·····
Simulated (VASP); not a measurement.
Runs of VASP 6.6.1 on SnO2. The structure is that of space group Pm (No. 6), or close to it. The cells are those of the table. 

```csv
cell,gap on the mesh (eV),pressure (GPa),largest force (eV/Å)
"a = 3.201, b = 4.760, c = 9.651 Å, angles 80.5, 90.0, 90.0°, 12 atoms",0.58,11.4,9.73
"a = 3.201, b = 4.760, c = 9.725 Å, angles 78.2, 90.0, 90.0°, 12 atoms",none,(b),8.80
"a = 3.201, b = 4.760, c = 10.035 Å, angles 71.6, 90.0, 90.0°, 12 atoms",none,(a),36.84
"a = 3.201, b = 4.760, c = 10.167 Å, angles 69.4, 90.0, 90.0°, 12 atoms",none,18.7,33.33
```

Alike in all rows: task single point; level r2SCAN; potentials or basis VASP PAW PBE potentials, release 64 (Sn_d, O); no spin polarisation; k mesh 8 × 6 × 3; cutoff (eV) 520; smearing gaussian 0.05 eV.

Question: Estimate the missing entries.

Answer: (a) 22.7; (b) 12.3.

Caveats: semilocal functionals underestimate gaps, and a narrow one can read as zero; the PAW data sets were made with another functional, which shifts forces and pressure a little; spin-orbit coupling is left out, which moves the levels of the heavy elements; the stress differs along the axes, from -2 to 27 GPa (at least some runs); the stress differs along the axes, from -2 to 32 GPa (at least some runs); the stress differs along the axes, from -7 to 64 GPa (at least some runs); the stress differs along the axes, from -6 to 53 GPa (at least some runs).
·····

Required action
Only the lines above from the line with "Question: Estimate the missing entries." to the line with "Answer: (a) 22.7; (b) 12.3.", those two lines included, should be reproduced exactly.

Exercise answer
Question: Estimate the missing entries.

Answer: (a) 22.7; (b) 12.3.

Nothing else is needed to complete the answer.